DATA FOR ANALYSIS:
• • • •
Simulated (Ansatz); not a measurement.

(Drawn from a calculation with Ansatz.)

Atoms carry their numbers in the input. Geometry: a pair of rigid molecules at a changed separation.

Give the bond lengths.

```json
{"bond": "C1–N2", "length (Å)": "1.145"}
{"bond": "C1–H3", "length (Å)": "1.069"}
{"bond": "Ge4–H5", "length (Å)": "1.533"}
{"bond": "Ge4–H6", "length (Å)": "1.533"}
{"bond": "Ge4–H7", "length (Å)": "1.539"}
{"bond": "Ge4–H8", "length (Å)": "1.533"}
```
• • • •

REQUIREMENT:
Would you please give back all of the material above exactly as it stands?

SOLUTION:
Simulated (Ansatz); not a measurement.

(Drawn from a calculation with Ansatz.)

Atoms carry their numbers in the input. Geometry: a pair of rigid molecules at a changed separation.

Give the bond lengths.

```json
{"bond": "C1–N2", "length (Å)": "1.145"}
{"bond": "C1–H3", "length (Å)": "1.069"}
{"bond": "Ge4–H5", "length (Å)": "1.533"}
{"bond": "Ge4–H6", "length (Å)": "1.533"}
{"bond": "Ge4–H7", "length (Å)": "1.539"}
{"bond": "Ge4–H8", "length (Å)": "1.533"}
```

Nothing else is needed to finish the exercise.